..............................
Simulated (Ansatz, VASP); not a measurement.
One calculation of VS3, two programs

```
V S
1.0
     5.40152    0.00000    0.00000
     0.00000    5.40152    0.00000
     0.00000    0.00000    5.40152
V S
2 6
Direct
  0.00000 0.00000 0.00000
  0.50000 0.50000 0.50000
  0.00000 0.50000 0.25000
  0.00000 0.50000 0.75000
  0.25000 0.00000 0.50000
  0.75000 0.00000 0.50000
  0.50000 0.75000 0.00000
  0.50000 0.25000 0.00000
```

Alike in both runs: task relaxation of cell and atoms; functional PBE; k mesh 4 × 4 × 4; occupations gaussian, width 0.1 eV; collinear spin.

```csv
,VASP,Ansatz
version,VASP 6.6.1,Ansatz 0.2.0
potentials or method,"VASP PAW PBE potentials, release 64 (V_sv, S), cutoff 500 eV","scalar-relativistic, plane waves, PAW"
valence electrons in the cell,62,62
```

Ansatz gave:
..............................

## [BRIEF]
All records shown above are to be repeated exactly.

## [TASK ANSWER]
Simulated (Ansatz, VASP); not a measurement.
One calculation of VS3, two programs

```
V S
1.0
     5.40152    0.00000    0.00000
     0.00000    5.40152    0.00000
     0.00000    0.00000    5.40152
V S
2 6
Direct
  0.00000 0.00000 0.00000
  0.50000 0.50000 0.50000
  0.00000 0.50000 0.25000
  0.00000 0.50000 0.75000
  0.25000 0.00000 0.50000
  0.75000 0.00000 0.50000
  0.50000 0.75000 0.00000
  0.50000 0.25000 0.00000
```

Alike in both runs: task relaxation of cell and atoms; functional PBE; k mesh 4 × 4 × 4; occupations gaussian, width 0.1 eV; collinear spin.

```csv
,VASP,Ansatz
version,VASP 6.6.1,Ansatz 0.2.0
potentials or method,"VASP PAW PBE potentials, release 64 (V_sv, S), cutoff 500 eV","scalar-relativistic, plane waves, PAW"
valence electrons in the cell,62,62
```

Ansatz gave:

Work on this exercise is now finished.